→ Brief:
Print the lines below exactly as written, with none missing.

→ Source information:
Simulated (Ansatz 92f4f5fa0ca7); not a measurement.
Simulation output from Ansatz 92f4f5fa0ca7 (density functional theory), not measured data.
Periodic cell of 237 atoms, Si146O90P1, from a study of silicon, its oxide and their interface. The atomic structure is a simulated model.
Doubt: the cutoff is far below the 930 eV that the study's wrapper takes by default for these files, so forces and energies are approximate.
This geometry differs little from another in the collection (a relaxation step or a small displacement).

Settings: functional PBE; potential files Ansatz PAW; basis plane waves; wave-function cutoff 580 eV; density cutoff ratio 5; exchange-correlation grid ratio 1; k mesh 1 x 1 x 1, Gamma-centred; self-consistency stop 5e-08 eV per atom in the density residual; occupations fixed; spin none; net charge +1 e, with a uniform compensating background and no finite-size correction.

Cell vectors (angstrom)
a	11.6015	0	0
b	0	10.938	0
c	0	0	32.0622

→ Written solution:
Simulated (Ansatz 92f4f5fa0ca7); not a measurement.
Simulation output from Ansatz 92f4f5fa0ca7 (density functional theory), not measured data.
Periodic cell of 237 atoms, Si146O90P1, from a study of silicon, its oxide and their interface. The atomic structure is a simulated model.
Doubt: the cutoff is far below the 930 eV that the study's wrapper takes by default for these files, so forces and energies are approximate.
This geometry differs little from another in the collection (a relaxation step or a small displacement).

Settings: functional PBE; potential files Ansatz PAW; basis plane waves; wave-function cutoff 580 eV; density cutoff ratio 5; exchange-correlation grid ratio 1; k mesh 1 x 1 x 1, Gamma-centred; self-consistency stop 5e-08 eV per atom in the density residual; occupations fixed; spin none; net charge +1 e, with a uniform compensating background and no finite-size correction.

Cell vectors (angstrom)
a	11.6015	0	0
b	0	10.938	0
c	0	0	32.0622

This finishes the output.